** Opening EXTRACTED RECORDS block **

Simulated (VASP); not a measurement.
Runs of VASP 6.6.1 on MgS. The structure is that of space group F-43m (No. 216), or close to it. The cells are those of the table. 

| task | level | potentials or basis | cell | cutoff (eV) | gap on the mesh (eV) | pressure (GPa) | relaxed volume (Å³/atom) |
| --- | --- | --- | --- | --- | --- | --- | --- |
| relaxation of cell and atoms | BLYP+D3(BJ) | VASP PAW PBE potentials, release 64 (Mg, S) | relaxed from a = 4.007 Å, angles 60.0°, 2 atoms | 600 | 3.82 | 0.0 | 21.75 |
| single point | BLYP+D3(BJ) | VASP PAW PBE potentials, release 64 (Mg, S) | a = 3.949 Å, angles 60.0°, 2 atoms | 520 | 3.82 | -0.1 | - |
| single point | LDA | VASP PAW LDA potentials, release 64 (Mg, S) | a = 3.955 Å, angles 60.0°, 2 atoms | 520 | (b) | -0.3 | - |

** Closing EXTRACTED RECORDS block **

ACTIVITY:
Copy every record above exactly as it stands.

ANSWER SECTION:
Simulated (VASP); not a measurement.
Runs of VASP 6.6.1 on MgS. The structure is that of space group F-43m (No. 216), or close to it. The cells are those of the table. 

| task | level | potentials or basis | cell | cutoff (eV) | gap on the mesh (eV) | pressure (GPa) | relaxed volume (Å³/atom) |
| --- | --- | --- | --- | --- | --- | --- | --- |
| relaxation of cell and atoms | BLYP+D3(BJ) | VASP PAW PBE potentials, release 64 (Mg, S) | relaxed from a = 4.007 Å, angles 60.0°, 2 atoms | 600 | 3.82 | 0.0 | 21.75 |
| single point | BLYP+D3(BJ) | VASP PAW PBE potentials, release 64 (Mg, S) | a = 3.949 Å, angles 60.0°, 2 atoms | 520 | 3.82 | -0.1 | - |
| single point | LDA | VASP PAW LDA potentials, release 64 (Mg, S) | a = 3.955 Å, angles 60.0°, 2 atoms | 520 | (b) | -0.3 | - |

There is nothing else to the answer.